● **Extracted entries**
---*---

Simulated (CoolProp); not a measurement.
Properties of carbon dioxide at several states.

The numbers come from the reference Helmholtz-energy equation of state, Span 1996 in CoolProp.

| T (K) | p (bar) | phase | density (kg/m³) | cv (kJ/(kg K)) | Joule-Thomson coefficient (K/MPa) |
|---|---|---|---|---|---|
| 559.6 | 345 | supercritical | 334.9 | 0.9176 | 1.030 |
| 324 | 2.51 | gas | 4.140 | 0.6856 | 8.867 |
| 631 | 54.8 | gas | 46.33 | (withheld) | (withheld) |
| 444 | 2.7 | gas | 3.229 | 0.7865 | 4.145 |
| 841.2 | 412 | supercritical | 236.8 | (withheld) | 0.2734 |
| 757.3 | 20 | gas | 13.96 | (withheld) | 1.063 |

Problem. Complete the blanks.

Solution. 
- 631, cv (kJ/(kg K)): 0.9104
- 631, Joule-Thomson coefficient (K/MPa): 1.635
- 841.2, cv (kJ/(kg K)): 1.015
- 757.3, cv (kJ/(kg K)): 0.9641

---*---

● **Work order**
Looking at the material above, please copy exactly every line from its first line through the line containing "0.6856 | 8.867 |", with both ends included and nothing else.

● **Task solution**
Simulated (CoolProp); not a measurement.
Properties of carbon dioxide at several states.

The numbers come from the reference Helmholtz-energy equation of state, Span 1996 in CoolProp.

| T (K) | p (bar) | phase | density (kg/m³) | cv (kJ/(kg K)) | Joule-Thomson coefficient (K/MPa) |
|---|---|---|---|---|---|
| 559.6 | 345 | supercritical | 334.9 | 0.9176 | 1.030 |
| 324 | 2.51 | gas | 4.140 | 0.6856 | 8.867 |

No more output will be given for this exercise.